========================

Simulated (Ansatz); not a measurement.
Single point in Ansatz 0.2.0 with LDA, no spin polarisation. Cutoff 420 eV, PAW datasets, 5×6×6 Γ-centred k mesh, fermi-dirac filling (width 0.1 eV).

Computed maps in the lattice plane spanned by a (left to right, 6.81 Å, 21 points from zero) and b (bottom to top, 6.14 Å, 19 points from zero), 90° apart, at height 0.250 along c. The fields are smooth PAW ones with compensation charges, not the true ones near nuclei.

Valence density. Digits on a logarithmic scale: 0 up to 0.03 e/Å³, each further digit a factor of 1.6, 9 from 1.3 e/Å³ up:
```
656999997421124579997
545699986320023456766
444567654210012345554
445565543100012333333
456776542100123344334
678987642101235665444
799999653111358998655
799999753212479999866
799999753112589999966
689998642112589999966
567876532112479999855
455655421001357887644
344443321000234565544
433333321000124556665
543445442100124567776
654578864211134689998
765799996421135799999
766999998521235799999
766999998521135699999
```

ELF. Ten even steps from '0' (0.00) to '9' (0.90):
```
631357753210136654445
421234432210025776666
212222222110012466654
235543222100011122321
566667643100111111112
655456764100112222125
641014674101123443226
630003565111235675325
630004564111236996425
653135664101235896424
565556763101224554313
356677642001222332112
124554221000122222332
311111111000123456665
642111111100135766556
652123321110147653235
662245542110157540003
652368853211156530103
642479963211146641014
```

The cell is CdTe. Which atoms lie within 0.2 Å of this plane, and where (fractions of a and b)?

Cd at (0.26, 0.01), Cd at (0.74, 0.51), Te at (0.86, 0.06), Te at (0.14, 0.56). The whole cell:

========================

## EXERCISE
Going down the listing above, begin printing at the line with "Single point in" and finish with the line with "The cell is", exactly as they appear.

## RESPONSE
Single point in Ansatz 0.2.0 with LDA, no spin polarisation. Cutoff 420 eV, PAW datasets, 5×6×6 Γ-centred k mesh, fermi-dirac filling (width 0.1 eV).

Computed maps in the lattice plane spanned by a (left to right, 6.81 Å, 21 points from zero) and b (bottom to top, 6.14 Å, 19 points from zero), 90° apart, at height 0.250 along c. The fields are smooth PAW ones with compensation charges, not the true ones near nuclei.

Valence density. Digits on a logarithmic scale: 0 up to 0.03 e/Å³, each further digit a factor of 1.6, 9 from 1.3 e/Å³ up:
```
656999997421124579997
545699986320023456766
444567654210012345554
445565543100012333333
456776542100123344334
678987642101235665444
799999653111358998655
799999753212479999866
799999753112589999966
689998642112589999966
567876532112479999855
455655421001357887644
344443321000234565544
433333321000124556665
543445442100124567776
654578864211134689998
765799996421135799999
766999998521235799999
766999998521135699999
```

ELF. Ten even steps from '0' (0.00) to '9' (0.90):
```
631357753210136654445
421234432210025776666
212222222110012466654
235543222100011122321
566667643100111111112
655456764100112222125
641014674101123443226
630003565111235675325
630004564111236996425
653135664101235896424
565556763101224554313
356677642001222332112
124554221000122222332
311111111000123456665
642111111100135766556
652123321110147653235
662245542110157540003
652368853211156530103
642479963211146641014
```

The cell is CdTe. Which atoms lie within 0.2 Å of this plane, and where (fractions of a and b)?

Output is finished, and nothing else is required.